▸ Requirement: Retype all of the entries that appear below, keeping them exactly as they are.

▸ Information supplied:
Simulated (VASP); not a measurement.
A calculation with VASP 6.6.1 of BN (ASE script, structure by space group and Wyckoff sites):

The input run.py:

▸ Problem solution:
Simulated (VASP); not a measurement.
A calculation with VASP 6.6.1 of BN (ASE script, structure by space group and Wyckoff sites):

The input run.py:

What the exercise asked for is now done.